## Work task
Transcribe all of the listing below in full.

## Data extracts
--- START ---

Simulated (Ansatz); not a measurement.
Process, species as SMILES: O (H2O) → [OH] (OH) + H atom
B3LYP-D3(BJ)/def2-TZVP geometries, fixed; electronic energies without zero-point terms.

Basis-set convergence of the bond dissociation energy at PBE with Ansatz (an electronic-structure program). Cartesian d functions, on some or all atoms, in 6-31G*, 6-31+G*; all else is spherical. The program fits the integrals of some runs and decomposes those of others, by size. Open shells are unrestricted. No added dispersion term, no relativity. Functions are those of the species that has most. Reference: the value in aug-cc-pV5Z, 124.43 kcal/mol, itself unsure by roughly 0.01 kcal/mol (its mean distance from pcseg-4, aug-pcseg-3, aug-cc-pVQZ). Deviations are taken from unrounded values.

--- END ---

## Task output
Simulated (Ansatz); not a measurement.
Process, species as SMILES: O (H2O) → [OH] (OH) + H atom
B3LYP-D3(BJ)/def2-TZVP geometries, fixed; electronic energies without zero-point terms.

Basis-set convergence of the bond dissociation energy at PBE with Ansatz (an electronic-structure program). Cartesian d functions, on some or all atoms, in 6-31G*, 6-31+G*; all else is spherical. The program fits the integrals of some runs and decomposes those of others, by size. Open shells are unrestricted. No added dispersion term, no relativity. Functions are those of the species that has most. Reference: the value in aug-cc-pV5Z, 124.43 kcal/mol, itself unsure by roughly 0.01 kcal/mol (its mean distance from pcseg-4, aug-pcseg-3, aug-cc-pVQZ). Deviations are taken from unrounded values.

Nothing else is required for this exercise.